[Activity] Beginning at the top of the material, repeat each line exactly, and stop once the line with "(1) -12.0 GPa." has been written.

[Data shown]
——————————

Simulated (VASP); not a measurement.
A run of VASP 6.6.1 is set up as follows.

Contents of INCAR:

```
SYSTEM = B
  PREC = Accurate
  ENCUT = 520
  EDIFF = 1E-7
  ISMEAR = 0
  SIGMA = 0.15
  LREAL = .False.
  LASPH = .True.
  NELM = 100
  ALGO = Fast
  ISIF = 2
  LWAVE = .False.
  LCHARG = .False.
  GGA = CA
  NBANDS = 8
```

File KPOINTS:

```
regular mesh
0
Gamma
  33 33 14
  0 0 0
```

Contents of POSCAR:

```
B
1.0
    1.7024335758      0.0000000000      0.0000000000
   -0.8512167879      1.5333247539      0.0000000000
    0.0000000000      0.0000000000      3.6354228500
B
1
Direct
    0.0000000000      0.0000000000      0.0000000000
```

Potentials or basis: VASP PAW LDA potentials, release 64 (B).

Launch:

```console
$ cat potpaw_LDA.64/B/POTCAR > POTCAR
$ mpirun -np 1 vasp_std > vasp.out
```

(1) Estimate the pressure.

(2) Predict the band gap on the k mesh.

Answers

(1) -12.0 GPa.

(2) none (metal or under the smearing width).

——————————

[Reply]
Simulated (VASP); not a measurement.
A run of VASP 6.6.1 is set up as follows.

Contents of INCAR:

```
SYSTEM = B
  PREC = Accurate
  ENCUT = 520
  EDIFF = 1E-7
  ISMEAR = 0
  SIGMA = 0.15
  LREAL = .False.
  LASPH = .True.
  NELM = 100
  ALGO = Fast
  ISIF = 2
  LWAVE = .False.
  LCHARG = .False.
  GGA = CA
  NBANDS = 8
```

File KPOINTS:

```
regular mesh
0
Gamma
  33 33 14
  0 0 0
```

Contents of POSCAR:

```
B
1.0
    1.7024335758      0.0000000000      0.0000000000
   -0.8512167879      1.5333247539      0.0000000000
    0.0000000000      0.0000000000      3.6354228500
B
1
Direct
    0.0000000000      0.0000000000      0.0000000000
```

Potentials or basis: VASP PAW LDA potentials, release 64 (B).

Launch:

```console
$ cat potpaw_LDA.64/B/POTCAR > POTCAR
$ mpirun -np 1 vasp_std > vasp.out
```

(1) Estimate the pressure.

(2) Predict the band gap on the k mesh.

Answers

(1) -12.0 GPa.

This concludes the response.